§ **Exercise**
In the entries that follow, the line with "The start is" opens the range and the line with "The vibrations must" closes it; repeat that range exactly, both lines included.

§ **Source material**
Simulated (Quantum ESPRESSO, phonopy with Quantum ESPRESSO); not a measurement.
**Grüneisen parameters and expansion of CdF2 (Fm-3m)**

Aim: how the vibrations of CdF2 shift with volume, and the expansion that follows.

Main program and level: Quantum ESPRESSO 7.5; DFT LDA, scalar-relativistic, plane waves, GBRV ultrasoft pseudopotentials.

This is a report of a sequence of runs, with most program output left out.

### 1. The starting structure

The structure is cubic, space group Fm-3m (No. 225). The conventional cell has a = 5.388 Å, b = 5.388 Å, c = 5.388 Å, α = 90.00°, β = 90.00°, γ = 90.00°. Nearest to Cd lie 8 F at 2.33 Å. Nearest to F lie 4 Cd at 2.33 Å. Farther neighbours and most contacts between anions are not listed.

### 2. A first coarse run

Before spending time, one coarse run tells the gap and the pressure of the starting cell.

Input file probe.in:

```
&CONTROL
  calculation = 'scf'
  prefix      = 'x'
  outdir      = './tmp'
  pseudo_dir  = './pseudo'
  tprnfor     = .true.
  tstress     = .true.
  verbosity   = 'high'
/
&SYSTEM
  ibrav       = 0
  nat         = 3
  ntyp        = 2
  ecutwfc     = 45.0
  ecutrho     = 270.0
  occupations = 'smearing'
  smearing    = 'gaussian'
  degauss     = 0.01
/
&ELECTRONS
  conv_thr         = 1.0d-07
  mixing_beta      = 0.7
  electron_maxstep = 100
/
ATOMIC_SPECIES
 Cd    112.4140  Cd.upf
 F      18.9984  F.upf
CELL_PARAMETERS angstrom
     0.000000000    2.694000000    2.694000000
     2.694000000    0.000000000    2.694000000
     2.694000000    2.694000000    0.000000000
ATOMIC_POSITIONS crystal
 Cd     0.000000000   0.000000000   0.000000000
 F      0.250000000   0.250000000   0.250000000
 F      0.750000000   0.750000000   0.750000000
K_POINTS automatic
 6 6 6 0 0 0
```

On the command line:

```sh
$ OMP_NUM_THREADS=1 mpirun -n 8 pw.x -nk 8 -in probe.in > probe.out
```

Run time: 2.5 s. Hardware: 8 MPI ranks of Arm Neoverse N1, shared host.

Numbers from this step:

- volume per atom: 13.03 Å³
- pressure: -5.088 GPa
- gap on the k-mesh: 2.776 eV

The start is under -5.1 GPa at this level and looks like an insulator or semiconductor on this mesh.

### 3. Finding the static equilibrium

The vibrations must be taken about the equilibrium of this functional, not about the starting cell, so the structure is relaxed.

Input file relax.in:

§ **Task response**
The start is under -5.1 GPa at this level and looks like an insulator or semiconductor on this mesh.

### 3. Finding the static equilibrium

The vibrations must be taken about the equilibrium of this functional, not about the starting cell, so the structure is relaxed.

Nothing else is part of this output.